*ACTION ITEM:*
Return each of the entries below word for word.

*PROVIDED DATA:*
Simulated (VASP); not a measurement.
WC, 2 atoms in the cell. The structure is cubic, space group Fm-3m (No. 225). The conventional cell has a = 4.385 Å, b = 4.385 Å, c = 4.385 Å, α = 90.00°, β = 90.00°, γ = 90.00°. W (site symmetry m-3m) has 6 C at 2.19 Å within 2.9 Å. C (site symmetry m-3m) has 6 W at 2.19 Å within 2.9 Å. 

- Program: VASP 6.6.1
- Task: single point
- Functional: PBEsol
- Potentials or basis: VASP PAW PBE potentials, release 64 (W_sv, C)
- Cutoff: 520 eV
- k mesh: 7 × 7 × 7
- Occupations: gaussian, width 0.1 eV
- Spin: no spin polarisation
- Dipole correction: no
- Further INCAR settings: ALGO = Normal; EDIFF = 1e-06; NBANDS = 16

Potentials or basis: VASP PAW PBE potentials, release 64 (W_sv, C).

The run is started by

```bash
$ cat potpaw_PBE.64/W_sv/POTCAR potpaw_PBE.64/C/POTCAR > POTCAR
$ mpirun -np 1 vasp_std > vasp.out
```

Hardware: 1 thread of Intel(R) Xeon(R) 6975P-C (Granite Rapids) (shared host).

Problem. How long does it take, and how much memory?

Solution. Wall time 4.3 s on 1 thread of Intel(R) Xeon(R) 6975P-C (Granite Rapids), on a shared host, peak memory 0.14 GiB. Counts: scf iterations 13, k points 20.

*ANSWER SPACE:*
Simulated (VASP); not a measurement.
WC, 2 atoms in the cell. The structure is cubic, space group Fm-3m (No. 225). The conventional cell has a = 4.385 Å, b = 4.385 Å, c = 4.385 Å, α = 90.00°, β = 90.00°, γ = 90.00°. W (site symmetry m-3m) has 6 C at 2.19 Å within 2.9 Å. C (site symmetry m-3m) has 6 W at 2.19 Å within 2.9 Å. 

- Program: VASP 6.6.1
- Task: single point
- Functional: PBEsol
- Potentials or basis: VASP PAW PBE potentials, release 64 (W_sv, C)
- Cutoff: 520 eV
- k mesh: 7 × 7 × 7
- Occupations: gaussian, width 0.1 eV
- Spin: no spin polarisation
- Dipole correction: no
- Further INCAR settings: ALGO = Normal; EDIFF = 1e-06; NBANDS = 16

Potentials or basis: VASP PAW PBE potentials, release 64 (W_sv, C).

The run is started by

```bash
$ cat potpaw_PBE.64/W_sv/POTCAR potpaw_PBE.64/C/POTCAR > POTCAR
$ mpirun -np 1 vasp_std > vasp.out
```

Hardware: 1 thread of Intel(R) Xeon(R) 6975P-C (Granite Rapids) (shared host).

Problem. How long does it take, and how much memory?

Solution. Wall time 4.3 s on 1 thread of Intel(R) Xeon(R) 6975P-C (Granite Rapids), on a shared host, peak memory 0.14 GiB. Counts: scf iterations 13, k points 20.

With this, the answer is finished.